▬▬▬

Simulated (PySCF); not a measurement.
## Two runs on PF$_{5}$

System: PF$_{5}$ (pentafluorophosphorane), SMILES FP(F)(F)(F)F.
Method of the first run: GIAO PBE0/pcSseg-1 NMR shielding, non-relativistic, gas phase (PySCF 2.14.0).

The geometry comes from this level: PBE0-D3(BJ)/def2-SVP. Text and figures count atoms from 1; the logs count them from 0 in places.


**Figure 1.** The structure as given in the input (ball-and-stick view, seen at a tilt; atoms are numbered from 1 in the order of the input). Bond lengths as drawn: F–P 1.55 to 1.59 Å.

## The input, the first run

▬▬▬

» Work request:
Give back exactly the lines from the beginning of the records through the line containing "1.55 to 1.59 Å.", and only those.

» Answer box:
Simulated (PySCF); not a measurement.
## Two runs on PF$_{5}$

System: PF$_{5}$ (pentafluorophosphorane), SMILES FP(F)(F)(F)F.
Method of the first run: GIAO PBE0/pcSseg-1 NMR shielding, non-relativistic, gas phase (PySCF 2.14.0).

The geometry comes from this level: PBE0-D3(BJ)/def2-SVP. Text and figures count atoms from 1; the logs count them from 0 in places.


**Figure 1.** The structure as given in the input (ball-and-stick view, seen at a tilt; atoms are numbered from 1 in the order of the input). Bond lengths as drawn: F–P 1.55 to 1.59 Å.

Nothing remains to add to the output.